» **Assignment**: In the entries that follow, find the line containing "64 (Ti_sv) |", then output exactly every line from the first through that one.

» **Study material**:
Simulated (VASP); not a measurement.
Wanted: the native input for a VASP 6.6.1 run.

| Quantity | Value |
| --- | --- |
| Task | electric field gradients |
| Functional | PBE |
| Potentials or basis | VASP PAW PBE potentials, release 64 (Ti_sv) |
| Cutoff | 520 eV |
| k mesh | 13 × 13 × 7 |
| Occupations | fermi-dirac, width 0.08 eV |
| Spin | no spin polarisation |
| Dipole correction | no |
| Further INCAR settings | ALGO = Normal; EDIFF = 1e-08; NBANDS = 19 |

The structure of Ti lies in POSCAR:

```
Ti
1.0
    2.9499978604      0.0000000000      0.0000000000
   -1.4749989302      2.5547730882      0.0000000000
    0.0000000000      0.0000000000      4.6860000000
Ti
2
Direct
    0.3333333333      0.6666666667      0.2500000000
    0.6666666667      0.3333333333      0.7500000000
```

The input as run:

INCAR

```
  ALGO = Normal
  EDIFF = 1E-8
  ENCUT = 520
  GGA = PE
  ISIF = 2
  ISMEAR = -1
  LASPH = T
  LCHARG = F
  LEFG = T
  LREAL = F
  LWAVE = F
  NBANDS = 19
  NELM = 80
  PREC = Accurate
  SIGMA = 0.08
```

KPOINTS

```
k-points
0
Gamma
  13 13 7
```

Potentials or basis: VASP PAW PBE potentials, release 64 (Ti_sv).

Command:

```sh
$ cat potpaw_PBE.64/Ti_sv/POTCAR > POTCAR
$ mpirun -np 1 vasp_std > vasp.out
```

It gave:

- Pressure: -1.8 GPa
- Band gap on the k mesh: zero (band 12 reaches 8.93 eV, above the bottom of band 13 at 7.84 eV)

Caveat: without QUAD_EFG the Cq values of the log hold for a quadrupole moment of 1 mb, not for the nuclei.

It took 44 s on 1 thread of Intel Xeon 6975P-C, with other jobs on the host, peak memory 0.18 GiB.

» **Answer space**:
Simulated (VASP); not a measurement.
Wanted: the native input for a VASP 6.6.1 run.

| Quantity | Value |
| --- | --- |
| Task | electric field gradients |
| Functional | PBE |
| Potentials or basis | VASP PAW PBE potentials, release 64 (Ti_sv) |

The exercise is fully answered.